------------------------

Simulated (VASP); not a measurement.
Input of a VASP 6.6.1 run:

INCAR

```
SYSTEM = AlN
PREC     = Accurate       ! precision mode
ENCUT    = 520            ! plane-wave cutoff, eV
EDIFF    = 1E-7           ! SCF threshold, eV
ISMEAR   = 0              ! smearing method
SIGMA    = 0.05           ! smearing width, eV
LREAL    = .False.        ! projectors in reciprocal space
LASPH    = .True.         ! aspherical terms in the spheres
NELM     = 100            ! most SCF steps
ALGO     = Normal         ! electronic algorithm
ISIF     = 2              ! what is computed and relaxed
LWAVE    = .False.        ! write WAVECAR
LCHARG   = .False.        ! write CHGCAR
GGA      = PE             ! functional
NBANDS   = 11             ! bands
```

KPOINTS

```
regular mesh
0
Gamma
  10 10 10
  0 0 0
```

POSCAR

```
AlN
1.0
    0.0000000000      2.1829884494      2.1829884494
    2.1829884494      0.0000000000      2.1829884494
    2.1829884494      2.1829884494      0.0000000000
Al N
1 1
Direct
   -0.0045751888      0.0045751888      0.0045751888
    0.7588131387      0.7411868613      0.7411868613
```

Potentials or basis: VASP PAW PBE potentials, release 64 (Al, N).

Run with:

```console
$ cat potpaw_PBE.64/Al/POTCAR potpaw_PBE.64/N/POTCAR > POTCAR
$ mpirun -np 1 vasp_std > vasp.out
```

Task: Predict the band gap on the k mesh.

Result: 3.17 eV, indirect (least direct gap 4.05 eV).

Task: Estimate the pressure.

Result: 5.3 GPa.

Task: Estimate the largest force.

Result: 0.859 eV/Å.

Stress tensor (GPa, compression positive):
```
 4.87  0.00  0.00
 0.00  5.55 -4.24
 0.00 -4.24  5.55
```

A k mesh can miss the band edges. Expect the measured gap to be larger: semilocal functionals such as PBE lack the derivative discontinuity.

------------------------

ACTIVITY ::
Copy out, exactly and alone, the lines of the entries above between the ones holding "Input of a VASP" and "Potentials or basis: VASP", inclusive.

EXPECTED ANSWER ::
Input of a VASP 6.6.1 run:

INCAR

```
SYSTEM = AlN
PREC     = Accurate       ! precision mode
ENCUT    = 520            ! plane-wave cutoff, eV
EDIFF    = 1E-7           ! SCF threshold, eV
ISMEAR   = 0              ! smearing method
SIGMA    = 0.05           ! smearing width, eV
LREAL    = .False.        ! projectors in reciprocal space
LASPH    = .True.         ! aspherical terms in the spheres
NELM     = 100            ! most SCF steps
ALGO     = Normal         ! electronic algorithm
ISIF     = 2              ! what is computed and relaxed
LWAVE    = .False.        ! write WAVECAR
LCHARG   = .False.        ! write CHGCAR
GGA      = PE             ! functional
NBANDS   = 11             ! bands
```

KPOINTS

```
regular mesh
0
Gamma
  10 10 10
  0 0 0
```

POSCAR

```
AlN
1.0
    0.0000000000      2.1829884494      2.1829884494
    2.1829884494      0.0000000000      2.1829884494
    2.1829884494      2.1829884494      0.0000000000
Al N
1 1
Direct
   -0.0045751888      0.0045751888      0.0045751888
    0.7588131387      0.7411868613      0.7411868613
```

Potentials or basis: VASP PAW PBE potentials, release 64 (Al, N).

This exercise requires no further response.